****
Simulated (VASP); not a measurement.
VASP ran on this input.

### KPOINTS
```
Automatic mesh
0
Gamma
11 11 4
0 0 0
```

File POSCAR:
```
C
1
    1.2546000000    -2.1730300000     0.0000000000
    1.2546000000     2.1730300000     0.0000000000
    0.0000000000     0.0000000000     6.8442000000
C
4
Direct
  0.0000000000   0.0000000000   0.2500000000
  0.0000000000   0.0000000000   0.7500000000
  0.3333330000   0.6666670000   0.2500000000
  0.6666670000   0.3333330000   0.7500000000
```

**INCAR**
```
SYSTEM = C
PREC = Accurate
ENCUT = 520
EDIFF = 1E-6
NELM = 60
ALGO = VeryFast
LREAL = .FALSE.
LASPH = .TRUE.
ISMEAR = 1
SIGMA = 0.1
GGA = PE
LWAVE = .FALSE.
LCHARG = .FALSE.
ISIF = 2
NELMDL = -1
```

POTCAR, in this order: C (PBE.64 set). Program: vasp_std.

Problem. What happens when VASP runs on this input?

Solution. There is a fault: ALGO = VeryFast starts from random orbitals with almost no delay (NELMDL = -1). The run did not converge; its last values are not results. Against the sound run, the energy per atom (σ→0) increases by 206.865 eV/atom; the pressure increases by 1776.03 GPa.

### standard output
****

§ Work task: What should be returned is the run of lines from the first line of the material through the line containing "Solution. There is", exact and inclusive, and nothing else.

§ Solution:
Simulated (VASP); not a measurement.
VASP ran on this input.

### KPOINTS
```
Automatic mesh
0
Gamma
11 11 4
0 0 0
```

File POSCAR:
```
C
1
    1.2546000000    -2.1730300000     0.0000000000
    1.2546000000     2.1730300000     0.0000000000
    0.0000000000     0.0000000000     6.8442000000
C
4
Direct
  0.0000000000   0.0000000000   0.2500000000
  0.0000000000   0.0000000000   0.7500000000
  0.3333330000   0.6666670000   0.2500000000
  0.6666670000   0.3333330000   0.7500000000
```

**INCAR**
```
SYSTEM = C
PREC = Accurate
ENCUT = 520
EDIFF = 1E-6
NELM = 60
ALGO = VeryFast
LREAL = .FALSE.
LASPH = .TRUE.
ISMEAR = 1
SIGMA = 0.1
GGA = PE
LWAVE = .FALSE.
LCHARG = .FALSE.
ISIF = 2
NELMDL = -1
```

POTCAR, in this order: C (PBE.64 set). Program: vasp_std.

Problem. What happens when VASP runs on this input?

Solution. There is a fault: ALGO = VeryFast starts from random orbitals with almost no delay (NELMDL = -1). The run did not converge; its last values are not results. Against the sound run, the energy per atom (σ→0) increases by 206.865 eV/atom; the pressure increases by 1776.03 GPa.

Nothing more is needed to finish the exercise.